○ ○ ○

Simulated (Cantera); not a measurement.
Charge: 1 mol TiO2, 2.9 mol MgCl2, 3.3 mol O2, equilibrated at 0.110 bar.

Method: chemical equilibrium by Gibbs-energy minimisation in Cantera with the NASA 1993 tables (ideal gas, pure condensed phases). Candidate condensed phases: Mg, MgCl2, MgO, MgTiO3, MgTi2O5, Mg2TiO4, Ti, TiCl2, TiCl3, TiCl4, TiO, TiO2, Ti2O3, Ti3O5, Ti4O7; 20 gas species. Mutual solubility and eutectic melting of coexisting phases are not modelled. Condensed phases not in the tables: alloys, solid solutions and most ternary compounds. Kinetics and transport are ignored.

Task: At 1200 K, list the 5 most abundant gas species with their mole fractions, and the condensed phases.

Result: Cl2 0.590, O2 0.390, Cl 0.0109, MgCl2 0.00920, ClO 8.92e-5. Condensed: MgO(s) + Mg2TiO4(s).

○ ○ ○

■ WORK REQUEST: Only the lines from the beginning of the listing through the line containing "Charge: 1 mol" are wanted, each restated word for word.

■ EXERCISE SOLUTION:
Simulated (Cantera); not a measurement.
Charge: 1 mol TiO2, 2.9 mol MgCl2, 3.3 mol O2, equilibrated at 0.110 bar.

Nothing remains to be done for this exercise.